§ Work request: Please restate exactly what appears in the records below from the first line to the line where "Correlated methods: 9" is, that line included.

§ Dataset records:
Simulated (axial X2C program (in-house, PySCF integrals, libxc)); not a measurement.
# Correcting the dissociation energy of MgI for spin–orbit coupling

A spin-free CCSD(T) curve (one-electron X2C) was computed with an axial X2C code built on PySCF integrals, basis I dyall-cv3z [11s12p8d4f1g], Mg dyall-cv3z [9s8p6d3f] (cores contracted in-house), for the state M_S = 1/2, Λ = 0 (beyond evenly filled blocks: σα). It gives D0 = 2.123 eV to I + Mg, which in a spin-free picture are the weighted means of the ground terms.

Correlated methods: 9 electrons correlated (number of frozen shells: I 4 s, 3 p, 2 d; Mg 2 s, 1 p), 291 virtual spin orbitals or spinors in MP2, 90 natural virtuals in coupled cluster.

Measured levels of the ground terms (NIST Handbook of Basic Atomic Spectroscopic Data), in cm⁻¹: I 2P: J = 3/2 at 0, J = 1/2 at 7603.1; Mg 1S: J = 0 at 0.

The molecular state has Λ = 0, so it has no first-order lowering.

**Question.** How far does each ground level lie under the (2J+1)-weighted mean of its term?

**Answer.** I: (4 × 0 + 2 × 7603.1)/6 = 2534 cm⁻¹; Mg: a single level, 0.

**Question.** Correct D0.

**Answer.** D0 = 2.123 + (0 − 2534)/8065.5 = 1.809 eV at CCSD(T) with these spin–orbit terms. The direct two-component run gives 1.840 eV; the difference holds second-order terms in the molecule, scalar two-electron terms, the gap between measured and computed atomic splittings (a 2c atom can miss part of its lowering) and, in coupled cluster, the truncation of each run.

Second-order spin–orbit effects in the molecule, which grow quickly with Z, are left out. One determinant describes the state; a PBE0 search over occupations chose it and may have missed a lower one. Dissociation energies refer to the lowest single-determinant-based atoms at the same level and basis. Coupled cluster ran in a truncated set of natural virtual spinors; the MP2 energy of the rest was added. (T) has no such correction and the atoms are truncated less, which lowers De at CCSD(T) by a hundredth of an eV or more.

§ Task output:
Simulated (axial X2C program (in-house, PySCF integrals, libxc)); not a measurement.
# Correcting the dissociation energy of MgI for spin–orbit coupling

A spin-free CCSD(T) curve (one-electron X2C) was computed with an axial X2C code built on PySCF integrals, basis I dyall-cv3z [11s12p8d4f1g], Mg dyall-cv3z [9s8p6d3f] (cores contracted in-house), for the state M_S = 1/2, Λ = 0 (beyond evenly filled blocks: σα). It gives D0 = 2.123 eV to I + Mg, which in a spin-free picture are the weighted means of the ground terms.

Correlated methods: 9 electrons correlated (number of frozen shells: I 4 s, 3 p, 2 d; Mg 2 s, 1 p), 291 virtual spin orbitals or spinors in MP2, 90 natural virtuals in coupled cluster.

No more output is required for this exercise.